Source information =>
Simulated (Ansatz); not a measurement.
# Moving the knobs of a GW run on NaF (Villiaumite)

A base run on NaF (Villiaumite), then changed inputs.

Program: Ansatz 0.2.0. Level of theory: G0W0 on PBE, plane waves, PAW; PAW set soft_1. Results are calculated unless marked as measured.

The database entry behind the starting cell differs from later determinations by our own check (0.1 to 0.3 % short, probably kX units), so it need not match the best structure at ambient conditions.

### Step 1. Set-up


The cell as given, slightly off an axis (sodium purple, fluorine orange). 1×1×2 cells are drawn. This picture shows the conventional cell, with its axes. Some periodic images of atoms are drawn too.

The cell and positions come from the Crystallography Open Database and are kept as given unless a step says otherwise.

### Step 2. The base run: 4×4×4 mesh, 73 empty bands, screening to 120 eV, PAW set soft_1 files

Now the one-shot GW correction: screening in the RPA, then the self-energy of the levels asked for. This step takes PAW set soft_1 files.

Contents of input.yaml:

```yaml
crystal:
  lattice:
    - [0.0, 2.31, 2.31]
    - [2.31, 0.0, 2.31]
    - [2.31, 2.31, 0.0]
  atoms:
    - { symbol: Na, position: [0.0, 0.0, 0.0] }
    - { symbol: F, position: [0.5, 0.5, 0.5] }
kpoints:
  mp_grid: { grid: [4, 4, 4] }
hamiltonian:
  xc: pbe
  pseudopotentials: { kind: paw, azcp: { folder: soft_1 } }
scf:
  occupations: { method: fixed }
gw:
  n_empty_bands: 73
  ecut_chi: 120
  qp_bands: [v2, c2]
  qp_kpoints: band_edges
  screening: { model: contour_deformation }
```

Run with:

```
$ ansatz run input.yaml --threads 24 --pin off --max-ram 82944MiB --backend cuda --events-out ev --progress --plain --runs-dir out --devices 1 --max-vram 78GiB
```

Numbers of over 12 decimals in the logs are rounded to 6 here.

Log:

Action item => All lines from the top of the data through the line containing "### Step 1. Set-up" need to be retyped exactly, and nothing more.

Written response =>
Simulated (Ansatz); not a measurement.
# Moving the knobs of a GW run on NaF (Villiaumite)

A base run on NaF (Villiaumite), then changed inputs.

Program: Ansatz 0.2.0. Level of theory: G0W0 on PBE, plane waves, PAW; PAW set soft_1. Results are calculated unless marked as measured.

The database entry behind the starting cell differs from later determinations by our own check (0.1 to 0.3 % short, probably kX units), so it need not match the best structure at ambient conditions.

### Step 1. Set-up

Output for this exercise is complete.